• [REQUIREMENT]: Copy each entry below without any change.

• [SOURCE DATA]:
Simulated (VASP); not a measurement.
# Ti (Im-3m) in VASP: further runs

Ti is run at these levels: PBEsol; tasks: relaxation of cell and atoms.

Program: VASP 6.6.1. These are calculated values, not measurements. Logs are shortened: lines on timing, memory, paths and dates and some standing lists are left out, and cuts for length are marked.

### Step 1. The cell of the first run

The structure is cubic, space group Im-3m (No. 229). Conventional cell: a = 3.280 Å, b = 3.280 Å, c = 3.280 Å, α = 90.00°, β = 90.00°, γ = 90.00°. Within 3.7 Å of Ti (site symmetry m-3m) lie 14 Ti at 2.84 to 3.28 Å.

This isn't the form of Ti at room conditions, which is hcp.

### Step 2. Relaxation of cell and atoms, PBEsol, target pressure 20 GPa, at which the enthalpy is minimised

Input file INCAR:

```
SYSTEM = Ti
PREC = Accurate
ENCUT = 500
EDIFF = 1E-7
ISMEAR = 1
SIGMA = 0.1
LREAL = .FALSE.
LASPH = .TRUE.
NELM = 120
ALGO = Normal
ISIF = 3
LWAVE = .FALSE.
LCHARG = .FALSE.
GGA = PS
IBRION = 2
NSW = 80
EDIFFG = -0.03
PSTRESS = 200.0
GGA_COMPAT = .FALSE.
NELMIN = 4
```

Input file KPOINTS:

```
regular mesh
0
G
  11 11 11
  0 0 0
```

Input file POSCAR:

• [TASK RESPONSE]:
Simulated (VASP); not a measurement.
# Ti (Im-3m) in VASP: further runs

Ti is run at these levels: PBEsol; tasks: relaxation of cell and atoms.

Program: VASP 6.6.1. These are calculated values, not measurements. Logs are shortened: lines on timing, memory, paths and dates and some standing lists are left out, and cuts for length are marked.

### Step 1. The cell of the first run

The structure is cubic, space group Im-3m (No. 229). Conventional cell: a = 3.280 Å, b = 3.280 Å, c = 3.280 Å, α = 90.00°, β = 90.00°, γ = 90.00°. Within 3.7 Å of Ti (site symmetry m-3m) lie 14 Ti at 2.84 to 3.28 Å.

This isn't the form of Ti at room conditions, which is hcp.

### Step 2. Relaxation of cell and atoms, PBEsol, target pressure 20 GPa, at which the enthalpy is minimised

Input file INCAR:

```
SYSTEM = Ti
PREC = Accurate
ENCUT = 500
EDIFF = 1E-7
ISMEAR = 1
SIGMA = 0.1
LREAL = .FALSE.
LASPH = .TRUE.
NELM = 120
ALGO = Normal
ISIF = 3
LWAVE = .FALSE.
LCHARG = .FALSE.
GGA = PS
IBRION = 2
NSW = 80
EDIFFG = -0.03
PSTRESS = 200.0
GGA_COMPAT = .FALSE.
NELMIN = 4
```

Input file KPOINTS:

```
regular mesh
0
G
  11 11 11
  0 0 0
```

Input file POSCAR:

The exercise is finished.